(Assignment):
Up through the line that contains "A: FeSO4+ 0.86, HSO4- 0.85, FeHSO4+2", retype the entries exactly, beginning at the very first line.

(Entries supplied):
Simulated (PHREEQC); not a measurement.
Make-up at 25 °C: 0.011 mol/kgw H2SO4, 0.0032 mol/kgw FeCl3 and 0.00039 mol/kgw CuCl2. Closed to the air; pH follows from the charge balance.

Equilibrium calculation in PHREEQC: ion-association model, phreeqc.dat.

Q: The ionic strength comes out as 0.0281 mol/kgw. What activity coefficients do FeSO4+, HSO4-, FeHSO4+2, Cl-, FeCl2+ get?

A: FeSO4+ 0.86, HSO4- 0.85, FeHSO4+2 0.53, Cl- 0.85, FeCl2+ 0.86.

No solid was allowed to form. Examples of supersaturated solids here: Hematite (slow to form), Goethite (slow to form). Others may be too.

(Answer space):
Simulated (PHREEQC); not a measurement.
Make-up at 25 °C: 0.011 mol/kgw H2SO4, 0.0032 mol/kgw FeCl3 and 0.00039 mol/kgw CuCl2. Closed to the air; pH follows from the charge balance.

Equilibrium calculation in PHREEQC: ion-association model, phreeqc.dat.

Q: The ionic strength comes out as 0.0281 mol/kgw. What activity coefficients do FeSO4+, HSO4-, FeHSO4+2, Cl-, FeCl2+ get?

A: FeSO4+ 0.86, HSO4- 0.85, FeHSO4+2 0.53, Cl- 0.85, FeCl2+ 0.86.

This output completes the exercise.